Activity
Your answer is the lines below, exactly, from the one that contains "Measurements of this" through the one that contains "Against the tightest", both included.

Data
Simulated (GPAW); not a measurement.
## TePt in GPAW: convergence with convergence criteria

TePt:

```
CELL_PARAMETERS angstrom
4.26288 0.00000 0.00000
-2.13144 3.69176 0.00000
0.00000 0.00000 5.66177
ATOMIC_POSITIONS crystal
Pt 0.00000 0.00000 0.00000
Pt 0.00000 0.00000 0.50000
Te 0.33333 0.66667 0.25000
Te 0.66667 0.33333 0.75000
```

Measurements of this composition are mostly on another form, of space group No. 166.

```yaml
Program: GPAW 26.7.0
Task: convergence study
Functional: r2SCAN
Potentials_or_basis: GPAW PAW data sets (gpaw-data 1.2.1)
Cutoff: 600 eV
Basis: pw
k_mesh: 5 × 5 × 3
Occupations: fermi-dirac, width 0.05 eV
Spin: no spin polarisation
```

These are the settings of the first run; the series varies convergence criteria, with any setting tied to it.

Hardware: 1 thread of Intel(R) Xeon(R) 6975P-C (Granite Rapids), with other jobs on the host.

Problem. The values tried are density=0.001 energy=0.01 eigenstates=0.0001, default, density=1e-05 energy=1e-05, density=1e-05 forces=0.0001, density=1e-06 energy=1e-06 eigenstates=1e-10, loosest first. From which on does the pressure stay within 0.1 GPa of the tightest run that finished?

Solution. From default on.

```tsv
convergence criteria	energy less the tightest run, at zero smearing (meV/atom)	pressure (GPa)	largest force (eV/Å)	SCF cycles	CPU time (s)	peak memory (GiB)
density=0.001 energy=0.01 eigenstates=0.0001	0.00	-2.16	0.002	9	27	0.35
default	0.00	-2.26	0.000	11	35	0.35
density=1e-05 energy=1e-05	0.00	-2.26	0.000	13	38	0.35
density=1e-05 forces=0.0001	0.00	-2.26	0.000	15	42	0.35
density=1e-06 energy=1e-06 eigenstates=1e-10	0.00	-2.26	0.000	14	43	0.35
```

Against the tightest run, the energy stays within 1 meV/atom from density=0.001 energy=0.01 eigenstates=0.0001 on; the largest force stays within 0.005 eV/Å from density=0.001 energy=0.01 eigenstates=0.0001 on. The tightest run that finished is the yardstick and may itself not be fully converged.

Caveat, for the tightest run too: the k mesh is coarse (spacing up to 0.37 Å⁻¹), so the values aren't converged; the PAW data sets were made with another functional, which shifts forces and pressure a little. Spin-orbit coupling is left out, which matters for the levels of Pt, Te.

Solution
Measurements of this composition are mostly on another form, of space group No. 166.

```yaml
Program: GPAW 26.7.0
Task: convergence study
Functional: r2SCAN
Potentials_or_basis: GPAW PAW data sets (gpaw-data 1.2.1)
Cutoff: 600 eV
Basis: pw
k_mesh: 5 × 5 × 3
Occupations: fermi-dirac, width 0.05 eV
Spin: no spin polarisation
```

These are the settings of the first run; the series varies convergence criteria, with any setting tied to it.

Hardware: 1 thread of Intel(R) Xeon(R) 6975P-C (Granite Rapids), with other jobs on the host.

Problem. The values tried are density=0.001 energy=0.01 eigenstates=0.0001, default, density=1e-05 energy=1e-05, density=1e-05 forces=0.0001, density=1e-06 energy=1e-06 eigenstates=1e-10, loosest first. From which on does the pressure stay within 0.1 GPa of the tightest run that finished?

Solution. From default on.

```tsv
convergence criteria	energy less the tightest run, at zero smearing (meV/atom)	pressure (GPa)	largest force (eV/Å)	SCF cycles	CPU time (s)	peak memory (GiB)
density=0.001 energy=0.01 eigenstates=0.0001	0.00	-2.16	0.002	9	27	0.35
default	0.00	-2.26	0.000	11	35	0.35
density=1e-05 energy=1e-05	0.00	-2.26	0.000	13	38	0.35
density=1e-05 forces=0.0001	0.00	-2.26	0.000	15	42	0.35
density=1e-06 energy=1e-06 eigenstates=1e-10	0.00	-2.26	0.000	14	43	0.35
```

Against the tightest run, the energy stays within 1 meV/atom from density=0.001 energy=0.01 eigenstates=0.0001 on; the largest force stays within 0.005 eV/Å from density=0.001 energy=0.01 eigenstates=0.0001 on. The tightest run that finished is the yardstick and may itself not be fully converged.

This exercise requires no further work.